ASSIGNMENT: Output the material exactly, with every line intact.

STUDY MATERIAL:
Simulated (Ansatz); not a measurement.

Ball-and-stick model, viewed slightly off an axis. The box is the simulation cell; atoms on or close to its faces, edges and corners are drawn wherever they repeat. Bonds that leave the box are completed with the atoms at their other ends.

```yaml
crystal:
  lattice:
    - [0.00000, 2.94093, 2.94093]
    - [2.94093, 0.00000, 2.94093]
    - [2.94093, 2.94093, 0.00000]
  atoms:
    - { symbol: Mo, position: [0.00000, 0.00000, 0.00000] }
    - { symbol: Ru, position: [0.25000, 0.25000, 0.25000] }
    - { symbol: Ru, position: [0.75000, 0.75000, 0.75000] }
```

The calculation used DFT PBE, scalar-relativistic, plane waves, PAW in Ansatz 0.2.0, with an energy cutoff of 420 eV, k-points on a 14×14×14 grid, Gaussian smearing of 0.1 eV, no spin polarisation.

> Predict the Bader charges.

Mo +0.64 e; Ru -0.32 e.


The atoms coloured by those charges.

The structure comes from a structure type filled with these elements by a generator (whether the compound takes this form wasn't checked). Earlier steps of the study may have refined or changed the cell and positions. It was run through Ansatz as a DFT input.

WRITTEN RESPONSE:
Simulated (Ansatz); not a measurement.

Ball-and-stick model, viewed slightly off an axis. The box is the simulation cell; atoms on or close to its faces, edges and corners are drawn wherever they repeat. Bonds that leave the box are completed with the atoms at their other ends.

```yaml
crystal:
  lattice:
    - [0.00000, 2.94093, 2.94093]
    - [2.94093, 0.00000, 2.94093]
    - [2.94093, 2.94093, 0.00000]
  atoms:
    - { symbol: Mo, position: [0.00000, 0.00000, 0.00000] }
    - { symbol: Ru, position: [0.25000, 0.25000, 0.25000] }
    - { symbol: Ru, position: [0.75000, 0.75000, 0.75000] }
```

The calculation used DFT PBE, scalar-relativistic, plane waves, PAW in Ansatz 0.2.0, with an energy cutoff of 420 eV, k-points on a 14×14×14 grid, Gaussian smearing of 0.1 eV, no spin polarisation.

> Predict the Bader charges.

Mo +0.64 e; Ru -0.32 e.


The atoms coloured by those charges.

The structure comes from a structure type filled with these elements by a generator (whether the compound takes this form wasn't checked). Earlier steps of the study may have refined or changed the cell and positions. It was run through Ansatz as a DFT input.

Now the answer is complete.